• Task item:
Please retype the records below exactly, from the first line down to and including the line with "Range and width".

<<<<

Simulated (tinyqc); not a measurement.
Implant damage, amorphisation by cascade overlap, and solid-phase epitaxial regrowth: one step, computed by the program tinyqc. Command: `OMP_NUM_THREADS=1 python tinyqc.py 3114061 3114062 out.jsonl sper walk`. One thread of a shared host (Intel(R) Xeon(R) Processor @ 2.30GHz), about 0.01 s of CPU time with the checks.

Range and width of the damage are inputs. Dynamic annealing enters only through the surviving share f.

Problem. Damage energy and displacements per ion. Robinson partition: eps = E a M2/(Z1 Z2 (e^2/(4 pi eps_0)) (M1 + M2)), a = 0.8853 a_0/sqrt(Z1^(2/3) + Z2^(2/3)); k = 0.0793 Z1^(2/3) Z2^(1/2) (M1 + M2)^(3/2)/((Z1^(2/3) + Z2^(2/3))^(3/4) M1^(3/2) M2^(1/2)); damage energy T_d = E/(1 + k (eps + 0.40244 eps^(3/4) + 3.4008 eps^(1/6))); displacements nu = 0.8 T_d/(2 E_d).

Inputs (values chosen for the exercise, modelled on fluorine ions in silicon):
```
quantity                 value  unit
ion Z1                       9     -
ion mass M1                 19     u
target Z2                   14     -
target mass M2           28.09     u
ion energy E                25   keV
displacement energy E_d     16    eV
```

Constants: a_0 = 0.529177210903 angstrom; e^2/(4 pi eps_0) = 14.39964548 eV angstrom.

>>>>

• Solution:
Simulated (tinyqc); not a measurement.
Implant damage, amorphisation by cascade overlap, and solid-phase epitaxial regrowth: one step, computed by the program tinyqc. Command: `OMP_NUM_THREADS=1 python tinyqc.py 3114061 3114062 out.jsonl sper walk`. One thread of a shared host (Intel(R) Xeon(R) Processor @ 2.30GHz), about 0.01 s of CPU time with the checks.

Range and width of the damage are inputs. Dynamic annealing enters only through the surviving share f.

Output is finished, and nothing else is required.